- _EXCERPTED DATA_:
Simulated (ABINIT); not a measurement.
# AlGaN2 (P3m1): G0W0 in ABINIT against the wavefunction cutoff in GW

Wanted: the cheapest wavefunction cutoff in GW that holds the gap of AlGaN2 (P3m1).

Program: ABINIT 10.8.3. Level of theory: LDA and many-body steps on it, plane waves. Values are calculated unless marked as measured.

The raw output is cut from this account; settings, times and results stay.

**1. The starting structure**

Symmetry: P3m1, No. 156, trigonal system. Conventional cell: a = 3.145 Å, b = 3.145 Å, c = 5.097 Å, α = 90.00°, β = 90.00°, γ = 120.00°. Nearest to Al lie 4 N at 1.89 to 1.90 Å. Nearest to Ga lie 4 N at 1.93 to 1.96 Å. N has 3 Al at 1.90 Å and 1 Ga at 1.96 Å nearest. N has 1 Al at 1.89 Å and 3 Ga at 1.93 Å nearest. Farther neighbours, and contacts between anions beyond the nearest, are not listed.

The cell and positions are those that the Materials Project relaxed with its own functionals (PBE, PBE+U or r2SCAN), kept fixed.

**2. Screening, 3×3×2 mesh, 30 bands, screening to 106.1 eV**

- _REQUIREMENT_:
Repeat the whole listing, keeping every word exact.

- _TASK RESPONSE_:
Simulated (ABINIT); not a measurement.
# AlGaN2 (P3m1): G0W0 in ABINIT against the wavefunction cutoff in GW

Wanted: the cheapest wavefunction cutoff in GW that holds the gap of AlGaN2 (P3m1).

Program: ABINIT 10.8.3. Level of theory: LDA and many-body steps on it, plane waves. Values are calculated unless marked as measured.

The raw output is cut from this account; settings, times and results stay.

**1. The starting structure**

Symmetry: P3m1, No. 156, trigonal system. Conventional cell: a = 3.145 Å, b = 3.145 Å, c = 5.097 Å, α = 90.00°, β = 90.00°, γ = 120.00°. Nearest to Al lie 4 N at 1.89 to 1.90 Å. Nearest to Ga lie 4 N at 1.93 to 1.96 Å. N has 3 Al at 1.90 Å and 1 Ga at 1.96 Å nearest. N has 1 Al at 1.89 Å and 3 Ga at 1.93 Å nearest. Farther neighbours, and contacts between anions beyond the nearest, are not listed.

The cell and positions are those that the Materials Project relaxed with its own functionals (PBE, PBE+U or r2SCAN), kept fixed.

**2. Screening, 3×3×2 mesh, 30 bands, screening to 106.1 eV**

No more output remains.